● **Assigned task**
Among the entries below, find the line with "Task: Fill in the values left out.", then quote it and each following line up to and including the line with "A k mesh can", and nothing else.

○ ○ ○ ○
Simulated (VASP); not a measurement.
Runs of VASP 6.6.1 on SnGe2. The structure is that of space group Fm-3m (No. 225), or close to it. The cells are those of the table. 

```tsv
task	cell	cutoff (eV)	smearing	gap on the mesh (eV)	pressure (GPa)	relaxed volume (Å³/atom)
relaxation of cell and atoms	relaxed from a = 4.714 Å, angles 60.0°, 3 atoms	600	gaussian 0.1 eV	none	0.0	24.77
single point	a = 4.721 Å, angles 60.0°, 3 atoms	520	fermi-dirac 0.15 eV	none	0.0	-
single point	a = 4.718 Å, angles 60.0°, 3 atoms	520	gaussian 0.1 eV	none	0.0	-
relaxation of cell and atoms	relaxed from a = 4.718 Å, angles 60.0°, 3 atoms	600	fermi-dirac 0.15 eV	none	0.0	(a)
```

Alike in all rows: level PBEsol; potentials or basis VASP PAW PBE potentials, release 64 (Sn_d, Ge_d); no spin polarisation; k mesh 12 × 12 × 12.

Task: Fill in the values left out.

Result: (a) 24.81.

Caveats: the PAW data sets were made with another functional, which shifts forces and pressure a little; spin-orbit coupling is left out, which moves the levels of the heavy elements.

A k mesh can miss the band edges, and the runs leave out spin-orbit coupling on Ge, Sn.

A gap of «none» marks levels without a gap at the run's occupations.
○ ○ ○ ○

● **Response area**
Task: Fill in the values left out.

Result: (a) 24.81.

Caveats: the PAW data sets were made with another functional, which shifts forces and pressure a little; spin-orbit coupling is left out, which moves the levels of the heavy elements.

A k mesh can miss the band edges, and the runs leave out spin-orbit coupling on Ge, Sn.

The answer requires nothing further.